After reading the entries below, copy word for word the lines from the first through the line containing "Four-centre ligand exchange: H₂S", and stop there.

────

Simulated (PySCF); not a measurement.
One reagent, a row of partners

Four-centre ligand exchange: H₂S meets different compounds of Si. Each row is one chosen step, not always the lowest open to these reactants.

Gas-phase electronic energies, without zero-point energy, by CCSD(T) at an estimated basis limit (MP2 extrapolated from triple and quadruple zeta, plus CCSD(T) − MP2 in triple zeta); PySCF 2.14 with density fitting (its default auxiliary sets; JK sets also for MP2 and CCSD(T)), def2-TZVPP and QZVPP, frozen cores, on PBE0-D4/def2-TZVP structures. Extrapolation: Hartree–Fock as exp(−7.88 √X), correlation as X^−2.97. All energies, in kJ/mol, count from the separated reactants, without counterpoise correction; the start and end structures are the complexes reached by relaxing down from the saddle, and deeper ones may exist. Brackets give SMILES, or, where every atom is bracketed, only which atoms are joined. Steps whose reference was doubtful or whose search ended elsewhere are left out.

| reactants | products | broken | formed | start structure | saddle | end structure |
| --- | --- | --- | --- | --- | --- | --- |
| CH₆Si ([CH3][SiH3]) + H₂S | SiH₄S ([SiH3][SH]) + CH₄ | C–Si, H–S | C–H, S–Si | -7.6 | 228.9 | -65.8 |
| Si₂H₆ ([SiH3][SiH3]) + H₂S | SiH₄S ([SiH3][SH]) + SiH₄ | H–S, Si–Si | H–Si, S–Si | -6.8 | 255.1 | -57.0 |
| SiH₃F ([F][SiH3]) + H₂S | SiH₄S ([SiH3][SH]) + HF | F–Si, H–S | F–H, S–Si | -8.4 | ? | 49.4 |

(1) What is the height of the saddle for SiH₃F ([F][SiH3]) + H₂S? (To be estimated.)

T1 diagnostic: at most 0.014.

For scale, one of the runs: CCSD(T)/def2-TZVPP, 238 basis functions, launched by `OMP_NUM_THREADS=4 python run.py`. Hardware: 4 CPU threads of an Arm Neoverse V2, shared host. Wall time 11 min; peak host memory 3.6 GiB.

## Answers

────

[Response]
Simulated (PySCF); not a measurement.
One reagent, a row of partners

Four-centre ligand exchange: H₂S meets different compounds of Si. Each row is one chosen step, not always the lowest open to these reactants.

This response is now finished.